→ Work request
Needed from the data below: every line from the one with "Constants: k_B = 8.617333262e-05" up to and including the one with "- N(x) = N_0; n_i(x)^2", repeated exactly and with nothing else.

→ Material shown
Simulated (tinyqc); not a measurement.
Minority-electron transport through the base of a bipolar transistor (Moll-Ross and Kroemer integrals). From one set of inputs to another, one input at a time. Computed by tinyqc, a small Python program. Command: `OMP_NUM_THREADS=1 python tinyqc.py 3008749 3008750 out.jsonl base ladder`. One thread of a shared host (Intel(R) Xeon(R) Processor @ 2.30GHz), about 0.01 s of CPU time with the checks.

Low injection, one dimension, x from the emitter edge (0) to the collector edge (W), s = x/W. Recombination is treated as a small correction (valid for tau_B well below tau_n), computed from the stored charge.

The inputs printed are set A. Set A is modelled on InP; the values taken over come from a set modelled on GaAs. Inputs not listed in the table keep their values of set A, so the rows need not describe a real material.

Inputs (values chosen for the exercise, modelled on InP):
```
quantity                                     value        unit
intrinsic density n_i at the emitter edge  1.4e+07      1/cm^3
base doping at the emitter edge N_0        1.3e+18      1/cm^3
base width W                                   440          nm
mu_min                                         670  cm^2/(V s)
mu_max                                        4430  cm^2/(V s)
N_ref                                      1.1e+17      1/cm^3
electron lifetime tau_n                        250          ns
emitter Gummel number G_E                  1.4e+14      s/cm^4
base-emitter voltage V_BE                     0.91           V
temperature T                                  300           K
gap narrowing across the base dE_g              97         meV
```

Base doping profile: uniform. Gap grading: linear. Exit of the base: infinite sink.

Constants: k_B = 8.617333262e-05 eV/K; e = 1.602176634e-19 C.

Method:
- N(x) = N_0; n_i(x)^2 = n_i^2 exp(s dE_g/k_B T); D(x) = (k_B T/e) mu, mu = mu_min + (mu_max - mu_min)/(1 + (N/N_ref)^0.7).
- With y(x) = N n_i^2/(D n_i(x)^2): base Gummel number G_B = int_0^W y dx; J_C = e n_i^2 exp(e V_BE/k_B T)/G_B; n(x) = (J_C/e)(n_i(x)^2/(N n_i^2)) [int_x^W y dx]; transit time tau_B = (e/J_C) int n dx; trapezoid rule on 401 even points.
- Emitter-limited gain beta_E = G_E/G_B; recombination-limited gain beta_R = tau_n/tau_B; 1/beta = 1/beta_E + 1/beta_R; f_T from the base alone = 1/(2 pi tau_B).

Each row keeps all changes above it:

→ Answer box
Constants: k_B = 8.617333262e-05 eV/K; e = 1.602176634e-19 C.

Method:
- N(x) = N_0; n_i(x)^2 = n_i^2 exp(s dE_g/k_B T); D(x) = (k_B T/e) mu, mu = mu_min + (mu_max - mu_min)/(1 + (N/N_ref)^0.7).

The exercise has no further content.